Given information -
__________

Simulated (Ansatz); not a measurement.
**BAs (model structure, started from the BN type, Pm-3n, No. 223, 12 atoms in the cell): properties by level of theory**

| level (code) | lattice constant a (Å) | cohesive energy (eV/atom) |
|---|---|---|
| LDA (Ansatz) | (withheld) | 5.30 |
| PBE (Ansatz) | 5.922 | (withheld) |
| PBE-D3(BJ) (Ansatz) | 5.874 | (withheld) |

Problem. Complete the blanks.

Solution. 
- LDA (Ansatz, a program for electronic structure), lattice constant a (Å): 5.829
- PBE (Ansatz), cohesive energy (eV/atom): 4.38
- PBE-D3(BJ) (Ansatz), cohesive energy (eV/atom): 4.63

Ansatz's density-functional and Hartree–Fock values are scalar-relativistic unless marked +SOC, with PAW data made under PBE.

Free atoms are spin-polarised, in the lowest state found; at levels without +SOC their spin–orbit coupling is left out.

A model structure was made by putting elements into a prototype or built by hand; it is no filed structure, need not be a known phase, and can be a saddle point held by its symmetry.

__________

Work task -
Give back, exactly as written, the stretch from the line with "5.874 | (withheld) |" through the line with "Free atoms are", and no other lines from the records above.

Problem solution -
| PBE-D3(BJ) (Ansatz) | 5.874 | (withheld) |

Problem. Complete the blanks.

Solution. 
- LDA (Ansatz, a program for electronic structure), lattice constant a (Å): 5.829
- PBE (Ansatz), cohesive energy (eV/atom): 4.38
- PBE-D3(BJ) (Ansatz), cohesive energy (eV/atom): 4.63

Ansatz's density-functional and Hartree–Fock values are scalar-relativistic unless marked +SOC, with PAW data made under PBE.

Free atoms are spin-polarised, in the lowest state found; at levels without +SOC their spin–orbit coupling is left out.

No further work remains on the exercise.